+++++

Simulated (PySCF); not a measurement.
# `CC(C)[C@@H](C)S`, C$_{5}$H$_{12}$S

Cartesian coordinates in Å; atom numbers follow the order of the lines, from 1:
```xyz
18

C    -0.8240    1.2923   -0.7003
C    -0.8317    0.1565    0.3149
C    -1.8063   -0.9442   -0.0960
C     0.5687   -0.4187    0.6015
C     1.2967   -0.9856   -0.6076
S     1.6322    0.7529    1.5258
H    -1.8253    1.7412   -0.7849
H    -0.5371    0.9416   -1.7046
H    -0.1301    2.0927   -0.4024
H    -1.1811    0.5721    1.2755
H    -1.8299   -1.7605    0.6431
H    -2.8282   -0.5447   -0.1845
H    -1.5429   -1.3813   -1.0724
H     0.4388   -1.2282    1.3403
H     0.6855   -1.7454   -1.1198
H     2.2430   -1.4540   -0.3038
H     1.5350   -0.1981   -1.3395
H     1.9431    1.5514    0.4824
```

+++++

> Assigned task
Repeat all the records without altering a single word.

> Your solution
Simulated (PySCF); not a measurement.
# `CC(C)[C@@H](C)S`, C$_{5}$H$_{12}$S

Cartesian coordinates in Å; atom numbers follow the order of the lines, from 1:
```xyz
18

C    -0.8240    1.2923   -0.7003
C    -0.8317    0.1565    0.3149
C    -1.8063   -0.9442   -0.0960
C     0.5687   -0.4187    0.6015
C     1.2967   -0.9856   -0.6076
S     1.6322    0.7529    1.5258
H    -1.8253    1.7412   -0.7849
H    -0.5371    0.9416   -1.7046
H    -0.1301    2.0927   -0.4024
H    -1.1811    0.5721    1.2755
H    -1.8299   -1.7605    0.6431
H    -2.8282   -0.5447   -0.1845
H    -1.5429   -1.3813   -1.0724
H     0.4388   -1.2282    1.3403
H     0.6855   -1.7454   -1.1198
H     2.2430   -1.4540   -0.3038
H     1.5350   -0.1981   -1.3395
H     1.9431    1.5514    0.4824
```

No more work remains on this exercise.